* Task item:
The required output consists solely of the lines from the top of the listing through the line containing "0.01 e/Å³ removed).", transcribed exactly.

* Input data:
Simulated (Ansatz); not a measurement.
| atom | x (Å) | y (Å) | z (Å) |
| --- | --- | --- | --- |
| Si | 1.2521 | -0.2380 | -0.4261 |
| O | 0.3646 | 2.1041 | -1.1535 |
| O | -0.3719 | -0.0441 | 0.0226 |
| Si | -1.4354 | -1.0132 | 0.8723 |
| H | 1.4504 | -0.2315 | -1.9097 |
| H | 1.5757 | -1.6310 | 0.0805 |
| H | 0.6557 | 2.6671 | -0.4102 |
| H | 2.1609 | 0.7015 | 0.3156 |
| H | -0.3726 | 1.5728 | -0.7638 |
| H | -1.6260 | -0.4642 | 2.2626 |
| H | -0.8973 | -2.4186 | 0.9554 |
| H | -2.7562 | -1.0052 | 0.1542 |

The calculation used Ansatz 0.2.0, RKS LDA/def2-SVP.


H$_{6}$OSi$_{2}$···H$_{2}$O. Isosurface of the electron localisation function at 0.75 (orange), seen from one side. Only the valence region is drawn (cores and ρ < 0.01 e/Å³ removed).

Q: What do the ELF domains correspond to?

* Answer section:
Simulated (Ansatz); not a measurement.
| atom | x (Å) | y (Å) | z (Å) |
| --- | --- | --- | --- |
| Si | 1.2521 | -0.2380 | -0.4261 |
| O | 0.3646 | 2.1041 | -1.1535 |
| O | -0.3719 | -0.0441 | 0.0226 |
| Si | -1.4354 | -1.0132 | 0.8723 |
| H | 1.4504 | -0.2315 | -1.9097 |
| H | 1.5757 | -1.6310 | 0.0805 |
| H | 0.6557 | 2.6671 | -0.4102 |
| H | 2.1609 | 0.7015 | 0.3156 |
| H | -0.3726 | 1.5728 | -0.7638 |
| H | -1.6260 | -0.4642 | 2.2626 |
| H | -0.8973 | -2.4186 | 0.9554 |
| H | -2.7562 | -1.0052 | 0.1542 |

The calculation used Ansatz 0.2.0, RKS LDA/def2-SVP.


H$_{6}$OSi$_{2}$···H$_{2}$O. Isosurface of the electron localisation function at 0.75 (orange), seen from one side. Only the valence region is drawn (cores and ρ < 0.01 e/Å³ removed).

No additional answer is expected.